------------------------

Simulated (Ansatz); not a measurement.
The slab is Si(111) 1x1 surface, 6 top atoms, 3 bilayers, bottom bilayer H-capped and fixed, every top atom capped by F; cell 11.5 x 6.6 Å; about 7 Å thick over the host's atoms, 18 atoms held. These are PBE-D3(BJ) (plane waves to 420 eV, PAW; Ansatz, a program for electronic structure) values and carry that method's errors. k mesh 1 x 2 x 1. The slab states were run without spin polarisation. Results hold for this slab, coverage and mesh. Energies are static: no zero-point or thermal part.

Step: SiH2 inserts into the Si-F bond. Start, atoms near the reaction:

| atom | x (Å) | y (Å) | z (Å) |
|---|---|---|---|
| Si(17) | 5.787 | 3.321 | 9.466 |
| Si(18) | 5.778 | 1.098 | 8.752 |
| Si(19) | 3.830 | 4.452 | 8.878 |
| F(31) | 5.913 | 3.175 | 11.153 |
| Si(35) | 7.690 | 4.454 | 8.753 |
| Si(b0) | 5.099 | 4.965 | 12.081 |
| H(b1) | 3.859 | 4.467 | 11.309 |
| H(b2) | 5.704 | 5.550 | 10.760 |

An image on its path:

------------------------

WORK ORDER: Transcribe all of the records above without altering anything.

TASK RESULT:
Simulated (Ansatz); not a measurement.
The slab is Si(111) 1x1 surface, 6 top atoms, 3 bilayers, bottom bilayer H-capped and fixed, every top atom capped by F; cell 11.5 x 6.6 Å; about 7 Å thick over the host's atoms, 18 atoms held. These are PBE-D3(BJ) (plane waves to 420 eV, PAW; Ansatz, a program for electronic structure) values and carry that method's errors. k mesh 1 x 2 x 1. The slab states were run without spin polarisation. Results hold for this slab, coverage and mesh. Energies are static: no zero-point or thermal part.

Step: SiH2 inserts into the Si-F bond. Start, atoms near the reaction:

| atom | x (Å) | y (Å) | z (Å) |
|---|---|---|---|
| Si(17) | 5.787 | 3.321 | 9.466 |
| Si(18) | 5.778 | 1.098 | 8.752 |
| Si(19) | 3.830 | 4.452 | 8.878 |
| F(31) | 5.913 | 3.175 | 11.153 |
| Si(35) | 7.690 | 4.454 | 8.753 |
| Si(b0) | 5.099 | 4.965 | 12.081 |
| H(b1) | 3.859 | 4.467 | 11.309 |
| H(b2) | 5.704 | 5.550 | 10.760 |

An image on its path:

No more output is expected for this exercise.